▶ [Extracted data]
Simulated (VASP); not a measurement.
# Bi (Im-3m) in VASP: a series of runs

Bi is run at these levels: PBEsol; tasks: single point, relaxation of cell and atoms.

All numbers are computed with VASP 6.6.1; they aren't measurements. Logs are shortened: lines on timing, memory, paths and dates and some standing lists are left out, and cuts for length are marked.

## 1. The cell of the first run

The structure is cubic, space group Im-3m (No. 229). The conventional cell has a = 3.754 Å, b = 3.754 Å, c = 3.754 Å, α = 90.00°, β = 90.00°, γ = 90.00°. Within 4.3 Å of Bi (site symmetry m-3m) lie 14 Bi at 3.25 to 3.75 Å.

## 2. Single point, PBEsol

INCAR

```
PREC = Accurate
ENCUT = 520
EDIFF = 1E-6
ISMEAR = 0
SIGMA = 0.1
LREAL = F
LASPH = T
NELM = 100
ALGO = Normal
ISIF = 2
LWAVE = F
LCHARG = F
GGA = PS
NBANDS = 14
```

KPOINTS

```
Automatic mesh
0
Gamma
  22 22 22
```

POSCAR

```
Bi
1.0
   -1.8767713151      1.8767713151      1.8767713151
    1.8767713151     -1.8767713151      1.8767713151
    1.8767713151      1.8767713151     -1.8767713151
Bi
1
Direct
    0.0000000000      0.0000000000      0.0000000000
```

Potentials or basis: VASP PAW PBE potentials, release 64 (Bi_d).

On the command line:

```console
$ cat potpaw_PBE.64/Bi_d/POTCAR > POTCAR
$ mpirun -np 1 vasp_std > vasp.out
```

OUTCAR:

▶ [Brief]
Which lines above run from the one containing "# Bi (Im-3m) in VASP: a series of runs" to the one containing "## 1. The cell of the first run"? Give them again exactly, both ends included.

▶ [Solution]
# Bi (Im-3m) in VASP: a series of runs

Bi is run at these levels: PBEsol; tasks: single point, relaxation of cell and atoms.

All numbers are computed with VASP 6.6.1; they aren't measurements. Logs are shortened: lines on timing, memory, paths and dates and some standing lists are left out, and cuts for length are marked.

## 1. The cell of the first run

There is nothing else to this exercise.